Work task: What you return must match the listing below word for word.

============
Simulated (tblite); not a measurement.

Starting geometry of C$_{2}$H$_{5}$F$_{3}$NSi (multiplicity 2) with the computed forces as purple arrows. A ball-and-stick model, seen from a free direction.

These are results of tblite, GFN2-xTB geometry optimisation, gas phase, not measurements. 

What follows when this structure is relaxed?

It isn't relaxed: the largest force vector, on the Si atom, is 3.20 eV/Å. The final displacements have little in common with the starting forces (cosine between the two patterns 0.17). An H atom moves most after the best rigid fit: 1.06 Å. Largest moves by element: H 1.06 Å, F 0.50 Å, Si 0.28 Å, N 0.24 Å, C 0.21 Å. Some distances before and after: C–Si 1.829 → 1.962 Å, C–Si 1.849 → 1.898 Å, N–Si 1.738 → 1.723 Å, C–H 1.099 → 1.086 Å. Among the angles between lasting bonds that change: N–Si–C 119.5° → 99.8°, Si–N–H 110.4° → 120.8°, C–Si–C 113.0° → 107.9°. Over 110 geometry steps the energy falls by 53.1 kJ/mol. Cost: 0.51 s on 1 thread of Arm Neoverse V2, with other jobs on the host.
============

Task response:
Simulated (tblite); not a measurement.

Starting geometry of C$_{2}$H$_{5}$F$_{3}$NSi (multiplicity 2) with the computed forces as purple arrows. A ball-and-stick model, seen from a free direction.

These are results of tblite, GFN2-xTB geometry optimisation, gas phase, not measurements. 

What follows when this structure is relaxed?

It isn't relaxed: the largest force vector, on the Si atom, is 3.20 eV/Å. The final displacements have little in common with the starting forces (cosine between the two patterns 0.17). An H atom moves most after the best rigid fit: 1.06 Å. Largest moves by element: H 1.06 Å, F 0.50 Å, Si 0.28 Å, N 0.24 Å, C 0.21 Å. Some distances before and after: C–Si 1.829 → 1.962 Å, C–Si 1.849 → 1.898 Å, N–Si 1.738 → 1.723 Å, C–H 1.099 → 1.086 Å. Among the angles between lasting bonds that change: N–Si–C 119.5° → 99.8°, Si–N–H 110.4° → 120.8°, C–Si–C 113.0° → 107.9°. Over 110 geometry steps the energy falls by 53.1 kJ/mol. Cost: 0.51 s on 1 thread of Arm Neoverse V2, with other jobs on the host.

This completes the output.